Work item
Set down the material exactly as given, please, from its first line through the line that includes "Ansatz 0.2.0 |".

Dataset records
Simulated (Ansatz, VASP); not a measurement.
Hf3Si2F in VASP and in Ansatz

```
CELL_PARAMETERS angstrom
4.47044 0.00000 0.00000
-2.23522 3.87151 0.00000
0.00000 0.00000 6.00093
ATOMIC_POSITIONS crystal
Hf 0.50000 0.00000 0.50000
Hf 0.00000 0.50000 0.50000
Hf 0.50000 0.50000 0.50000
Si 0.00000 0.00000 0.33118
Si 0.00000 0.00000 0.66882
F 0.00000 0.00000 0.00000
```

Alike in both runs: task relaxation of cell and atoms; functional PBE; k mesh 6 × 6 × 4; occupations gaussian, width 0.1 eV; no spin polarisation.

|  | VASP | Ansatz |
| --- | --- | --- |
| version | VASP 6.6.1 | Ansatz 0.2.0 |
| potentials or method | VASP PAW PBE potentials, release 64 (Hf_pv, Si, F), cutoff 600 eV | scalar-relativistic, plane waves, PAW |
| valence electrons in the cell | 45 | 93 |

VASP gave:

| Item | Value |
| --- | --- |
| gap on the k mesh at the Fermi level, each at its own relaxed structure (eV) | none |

Exercise solution
Simulated (Ansatz, VASP); not a measurement.
Hf3Si2F in VASP and in Ansatz

```
CELL_PARAMETERS angstrom
4.47044 0.00000 0.00000
-2.23522 3.87151 0.00000
0.00000 0.00000 6.00093
ATOMIC_POSITIONS crystal
Hf 0.50000 0.00000 0.50000
Hf 0.00000 0.50000 0.50000
Hf 0.50000 0.50000 0.50000
Si 0.00000 0.00000 0.33118
Si 0.00000 0.00000 0.66882
F 0.00000 0.00000 0.00000
```

Alike in both runs: task relaxation of cell and atoms; functional PBE; k mesh 6 × 6 × 4; occupations gaussian, width 0.1 eV; no spin polarisation.

|  | VASP | Ansatz |
| --- | --- | --- |
| version | VASP 6.6.1 | Ansatz 0.2.0 |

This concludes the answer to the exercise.